Work request: Stop after the line containing "Task: How long"; retype every line of the data before it exactly, starting from the first.

Information supplied:
■ ■ ■ ■
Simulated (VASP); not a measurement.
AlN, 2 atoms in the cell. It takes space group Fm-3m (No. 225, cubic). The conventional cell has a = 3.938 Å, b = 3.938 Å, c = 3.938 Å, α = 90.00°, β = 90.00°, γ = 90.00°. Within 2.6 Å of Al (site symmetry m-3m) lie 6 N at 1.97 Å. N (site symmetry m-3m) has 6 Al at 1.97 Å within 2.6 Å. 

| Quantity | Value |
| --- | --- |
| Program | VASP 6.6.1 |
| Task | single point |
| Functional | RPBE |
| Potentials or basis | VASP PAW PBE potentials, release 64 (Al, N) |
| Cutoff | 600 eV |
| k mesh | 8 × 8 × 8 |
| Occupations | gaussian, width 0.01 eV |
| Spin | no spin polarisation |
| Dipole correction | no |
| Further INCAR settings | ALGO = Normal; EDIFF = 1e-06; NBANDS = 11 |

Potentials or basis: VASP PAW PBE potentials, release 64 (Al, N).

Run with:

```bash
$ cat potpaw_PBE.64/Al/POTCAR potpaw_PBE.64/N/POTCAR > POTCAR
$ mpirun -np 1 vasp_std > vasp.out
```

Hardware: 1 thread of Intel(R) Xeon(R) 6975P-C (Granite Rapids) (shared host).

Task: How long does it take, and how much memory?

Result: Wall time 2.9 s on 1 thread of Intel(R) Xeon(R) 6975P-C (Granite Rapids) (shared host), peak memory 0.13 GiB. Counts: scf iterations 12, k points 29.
■ ■ ■ ■

Solution:
Simulated (VASP); not a measurement.
AlN, 2 atoms in the cell. It takes space group Fm-3m (No. 225, cubic). The conventional cell has a = 3.938 Å, b = 3.938 Å, c = 3.938 Å, α = 90.00°, β = 90.00°, γ = 90.00°. Within 2.6 Å of Al (site symmetry m-3m) lie 6 N at 1.97 Å. N (site symmetry m-3m) has 6 Al at 1.97 Å within 2.6 Å. 

| Quantity | Value |
| --- | --- |
| Program | VASP 6.6.1 |
| Task | single point |
| Functional | RPBE |
| Potentials or basis | VASP PAW PBE potentials, release 64 (Al, N) |
| Cutoff | 600 eV |
| k mesh | 8 × 8 × 8 |
| Occupations | gaussian, width 0.01 eV |
| Spin | no spin polarisation |
| Dipole correction | no |
| Further INCAR settings | ALGO = Normal; EDIFF = 1e-06; NBANDS = 11 |

Potentials or basis: VASP PAW PBE potentials, release 64 (Al, N).

Run with:

```bash
$ cat potpaw_PBE.64/Al/POTCAR potpaw_PBE.64/N/POTCAR > POTCAR
$ mpirun -np 1 vasp_std > vasp.out
```

Hardware: 1 thread of Intel(R) Xeon(R) 6975P-C (Granite Rapids) (shared host).

Task: How long does it take, and how much memory?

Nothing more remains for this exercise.